§ Assigned task: Every entry has to be output exactly, with none skipped.

**** Data supplied ****
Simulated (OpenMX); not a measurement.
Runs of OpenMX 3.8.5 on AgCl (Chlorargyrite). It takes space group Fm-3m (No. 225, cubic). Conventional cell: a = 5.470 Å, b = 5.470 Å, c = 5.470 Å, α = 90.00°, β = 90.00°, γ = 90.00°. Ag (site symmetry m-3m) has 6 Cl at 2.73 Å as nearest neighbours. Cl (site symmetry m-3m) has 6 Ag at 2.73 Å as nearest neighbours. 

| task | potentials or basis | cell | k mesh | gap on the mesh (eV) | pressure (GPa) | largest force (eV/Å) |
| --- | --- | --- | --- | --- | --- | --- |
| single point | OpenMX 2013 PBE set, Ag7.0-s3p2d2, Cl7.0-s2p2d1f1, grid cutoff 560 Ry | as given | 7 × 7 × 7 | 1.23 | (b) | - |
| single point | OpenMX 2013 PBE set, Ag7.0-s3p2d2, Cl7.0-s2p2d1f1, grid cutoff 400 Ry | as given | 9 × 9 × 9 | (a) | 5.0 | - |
****

§ Reply:
Simulated (OpenMX); not a measurement.
Runs of OpenMX 3.8.5 on AgCl (Chlorargyrite). It takes space group Fm-3m (No. 225, cubic). Conventional cell: a = 5.470 Å, b = 5.470 Å, c = 5.470 Å, α = 90.00°, β = 90.00°, γ = 90.00°. Ag (site symmetry m-3m) has 6 Cl at 2.73 Å as nearest neighbours. Cl (site symmetry m-3m) has 6 Ag at 2.73 Å as nearest neighbours. 

| task | potentials or basis | cell | k mesh | gap on the mesh (eV) | pressure (GPa) | largest force (eV/Å) |
| --- | --- | --- | --- | --- | --- | --- |
| single point | OpenMX 2013 PBE set, Ag7.0-s3p2d2, Cl7.0-s2p2d1f1, grid cutoff 560 Ry | as given | 7 × 7 × 7 | 1.23 | (b) | - |
| single point | OpenMX 2013 PBE set, Ag7.0-s3p2d2, Cl7.0-s2p2d1f1, grid cutoff 400 Ry | as given | 9 × 9 × 9 | (a) | 5.0 | - |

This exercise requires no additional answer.